## Work instruction
Starting with the first line of the records, write out each line exactly until you have included the line containing "Numbers from tinyqc".

## Dataset extract
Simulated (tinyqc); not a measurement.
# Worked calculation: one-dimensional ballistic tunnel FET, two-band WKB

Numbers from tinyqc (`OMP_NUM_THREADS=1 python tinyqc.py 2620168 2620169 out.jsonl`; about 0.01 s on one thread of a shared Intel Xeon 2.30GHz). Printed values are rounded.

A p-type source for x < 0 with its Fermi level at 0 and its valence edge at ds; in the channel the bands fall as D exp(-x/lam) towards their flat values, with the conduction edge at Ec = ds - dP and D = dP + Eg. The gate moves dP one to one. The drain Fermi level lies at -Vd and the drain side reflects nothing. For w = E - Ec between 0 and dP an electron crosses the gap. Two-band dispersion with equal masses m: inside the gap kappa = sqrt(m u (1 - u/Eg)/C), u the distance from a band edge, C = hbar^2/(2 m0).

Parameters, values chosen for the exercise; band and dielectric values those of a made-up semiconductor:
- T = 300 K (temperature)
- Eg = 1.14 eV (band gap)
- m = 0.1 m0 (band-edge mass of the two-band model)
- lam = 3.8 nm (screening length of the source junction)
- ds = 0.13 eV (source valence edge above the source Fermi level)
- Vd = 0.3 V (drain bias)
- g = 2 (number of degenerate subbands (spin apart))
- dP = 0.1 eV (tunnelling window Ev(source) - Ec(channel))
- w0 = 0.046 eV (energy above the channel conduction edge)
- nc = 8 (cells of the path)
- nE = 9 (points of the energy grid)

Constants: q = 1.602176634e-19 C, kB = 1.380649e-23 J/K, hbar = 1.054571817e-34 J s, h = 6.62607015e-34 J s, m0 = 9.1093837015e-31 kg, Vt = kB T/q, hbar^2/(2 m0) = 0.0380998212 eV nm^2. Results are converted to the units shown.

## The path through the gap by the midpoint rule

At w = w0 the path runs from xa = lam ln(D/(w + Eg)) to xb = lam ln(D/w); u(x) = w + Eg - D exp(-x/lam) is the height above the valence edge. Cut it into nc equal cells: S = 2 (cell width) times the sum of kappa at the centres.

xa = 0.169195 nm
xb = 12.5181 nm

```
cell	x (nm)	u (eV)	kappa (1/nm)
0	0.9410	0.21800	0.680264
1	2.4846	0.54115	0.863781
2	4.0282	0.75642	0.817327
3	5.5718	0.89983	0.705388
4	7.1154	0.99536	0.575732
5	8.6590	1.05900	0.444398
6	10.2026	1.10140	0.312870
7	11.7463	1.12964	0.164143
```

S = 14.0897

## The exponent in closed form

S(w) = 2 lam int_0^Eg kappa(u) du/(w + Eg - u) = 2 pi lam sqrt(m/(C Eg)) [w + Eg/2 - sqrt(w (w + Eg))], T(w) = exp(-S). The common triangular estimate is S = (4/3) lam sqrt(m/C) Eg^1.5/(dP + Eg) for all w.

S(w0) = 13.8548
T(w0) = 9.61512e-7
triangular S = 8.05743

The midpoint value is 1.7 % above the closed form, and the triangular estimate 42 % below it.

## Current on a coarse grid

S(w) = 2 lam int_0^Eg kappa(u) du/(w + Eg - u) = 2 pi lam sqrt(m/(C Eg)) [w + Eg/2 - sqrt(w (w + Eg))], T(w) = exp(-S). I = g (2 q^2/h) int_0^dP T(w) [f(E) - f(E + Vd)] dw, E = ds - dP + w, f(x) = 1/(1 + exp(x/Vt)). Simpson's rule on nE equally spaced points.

## Task answer
Simulated (tinyqc); not a measurement.
# Worked calculation: one-dimensional ballistic tunnel FET, two-band WKB

Numbers from tinyqc (`OMP_NUM_THREADS=1 python tinyqc.py 2620168 2620169 out.jsonl`; about 0.01 s on one thread of a shared Intel Xeon 2.30GHz). Printed values are rounded.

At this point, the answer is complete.